> [Extracted data]
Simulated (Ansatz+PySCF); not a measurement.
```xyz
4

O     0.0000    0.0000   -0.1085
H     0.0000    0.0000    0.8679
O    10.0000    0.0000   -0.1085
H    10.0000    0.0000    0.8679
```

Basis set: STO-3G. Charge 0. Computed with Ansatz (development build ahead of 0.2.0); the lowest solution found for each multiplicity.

> [Work order] Start to finish, give the listing again exactly.

> [Written reply]
Simulated (Ansatz+PySCF); not a measurement.
```xyz
4

O     0.0000    0.0000   -0.1085
H     0.0000    0.0000    0.8679
O    10.0000    0.0000   -0.1085
H    10.0000    0.0000    0.8679
```

Basis set: STO-3G. Charge 0. Computed with Ansatz (development build ahead of 0.2.0); the lowest solution found for each multiplicity.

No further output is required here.